- BRIEF -
Could you return all of the records exactly as they stand?

- RECORD SET -
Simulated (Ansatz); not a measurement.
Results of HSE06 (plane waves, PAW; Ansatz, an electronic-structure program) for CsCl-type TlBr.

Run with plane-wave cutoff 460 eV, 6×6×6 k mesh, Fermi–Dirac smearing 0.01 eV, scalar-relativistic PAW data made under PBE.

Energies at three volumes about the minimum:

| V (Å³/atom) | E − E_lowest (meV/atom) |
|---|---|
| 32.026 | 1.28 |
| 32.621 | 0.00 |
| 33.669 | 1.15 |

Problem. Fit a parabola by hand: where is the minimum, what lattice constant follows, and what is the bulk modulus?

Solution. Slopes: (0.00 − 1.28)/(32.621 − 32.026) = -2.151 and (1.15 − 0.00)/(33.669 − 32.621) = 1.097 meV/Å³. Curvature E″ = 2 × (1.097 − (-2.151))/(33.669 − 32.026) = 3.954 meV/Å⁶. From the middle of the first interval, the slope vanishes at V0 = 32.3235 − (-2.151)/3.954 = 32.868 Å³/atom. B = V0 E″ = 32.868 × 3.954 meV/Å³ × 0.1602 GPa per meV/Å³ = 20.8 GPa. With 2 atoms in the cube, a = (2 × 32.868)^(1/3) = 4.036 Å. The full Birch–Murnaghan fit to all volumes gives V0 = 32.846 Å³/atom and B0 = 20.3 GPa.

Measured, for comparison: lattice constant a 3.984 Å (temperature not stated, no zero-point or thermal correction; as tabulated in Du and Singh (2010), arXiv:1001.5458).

- WRITTEN RESPONSE -
Simulated (Ansatz); not a measurement.
Results of HSE06 (plane waves, PAW; Ansatz, an electronic-structure program) for CsCl-type TlBr.

Run with plane-wave cutoff 460 eV, 6×6×6 k mesh, Fermi–Dirac smearing 0.01 eV, scalar-relativistic PAW data made under PBE.

Energies at three volumes about the minimum:

| V (Å³/atom) | E − E_lowest (meV/atom) |
|---|---|
| 32.026 | 1.28 |
| 32.621 | 0.00 |
| 33.669 | 1.15 |

Problem. Fit a parabola by hand: where is the minimum, what lattice constant follows, and what is the bulk modulus?

Solution. Slopes: (0.00 − 1.28)/(32.621 − 32.026) = -2.151 and (1.15 − 0.00)/(33.669 − 32.621) = 1.097 meV/Å³. Curvature E″ = 2 × (1.097 − (-2.151))/(33.669 − 32.026) = 3.954 meV/Å⁶. From the middle of the first interval, the slope vanishes at V0 = 32.3235 − (-2.151)/3.954 = 32.868 Å³/atom. B = V0 E″ = 32.868 × 3.954 meV/Å³ × 0.1602 GPa per meV/Å³ = 20.8 GPa. With 2 atoms in the cube, a = (2 × 32.868)^(1/3) = 4.036 Å. The full Birch–Murnaghan fit to all volumes gives V0 = 32.846 Å³/atom and B0 = 20.3 GPa.

Measured, for comparison: lattice constant a 3.984 Å (temperature not stated, no zero-point or thermal correction; as tabulated in Du and Singh (2010), arXiv:1001.5458).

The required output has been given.